-=-=-
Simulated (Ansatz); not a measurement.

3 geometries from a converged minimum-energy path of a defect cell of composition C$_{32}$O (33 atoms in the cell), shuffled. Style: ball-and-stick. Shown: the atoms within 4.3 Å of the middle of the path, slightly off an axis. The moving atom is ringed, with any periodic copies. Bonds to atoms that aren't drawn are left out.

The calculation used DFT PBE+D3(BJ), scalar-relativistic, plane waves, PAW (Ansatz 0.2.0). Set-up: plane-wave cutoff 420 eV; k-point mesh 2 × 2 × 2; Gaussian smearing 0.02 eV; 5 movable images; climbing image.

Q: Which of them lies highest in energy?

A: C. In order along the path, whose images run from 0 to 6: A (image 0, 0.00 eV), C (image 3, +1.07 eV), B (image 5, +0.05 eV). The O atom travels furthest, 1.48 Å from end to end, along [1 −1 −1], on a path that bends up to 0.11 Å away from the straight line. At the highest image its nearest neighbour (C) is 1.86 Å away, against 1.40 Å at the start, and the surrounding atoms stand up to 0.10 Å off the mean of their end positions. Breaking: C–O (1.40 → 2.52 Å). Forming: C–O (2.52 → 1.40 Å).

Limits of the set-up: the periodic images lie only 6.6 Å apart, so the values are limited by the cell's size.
-=-=-

Exercise
Output only the lines from the top of the entries through the one holding "Q: Which of them lies highest in energy?", copied exactly.

Response
Simulated (Ansatz); not a measurement.

3 geometries from a converged minimum-energy path of a defect cell of composition C$_{32}$O (33 atoms in the cell), shuffled. Style: ball-and-stick. Shown: the atoms within 4.3 Å of the middle of the path, slightly off an axis. The moving atom is ringed, with any periodic copies. Bonds to atoms that aren't drawn are left out.

The calculation used DFT PBE+D3(BJ), scalar-relativistic, plane waves, PAW (Ansatz 0.2.0). Set-up: plane-wave cutoff 420 eV; k-point mesh 2 × 2 × 2; Gaussian smearing 0.02 eV; 5 movable images; climbing image.

Q: Which of them lies highest in energy?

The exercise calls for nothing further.